» Work item:
Return the material unaltered, line by line.

________

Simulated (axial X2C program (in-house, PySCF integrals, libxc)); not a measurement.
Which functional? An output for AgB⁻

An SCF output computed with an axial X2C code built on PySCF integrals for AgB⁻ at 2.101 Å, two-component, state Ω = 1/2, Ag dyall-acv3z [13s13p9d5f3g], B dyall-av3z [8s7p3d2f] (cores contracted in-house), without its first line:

________

» Response:
Simulated (axial X2C program (in-house, PySCF integrals, libxc)); not a measurement.
Which functional? An output for AgB⁻

An SCF output computed with an axial X2C code built on PySCF integrals for AgB⁻ at 2.101 Å, two-component, state Ω = 1/2, Ag dyall-acv3z [13s13p9d5f3g], B dyall-av3z [8s7p3d2f] (cores contracted in-house), without its first line:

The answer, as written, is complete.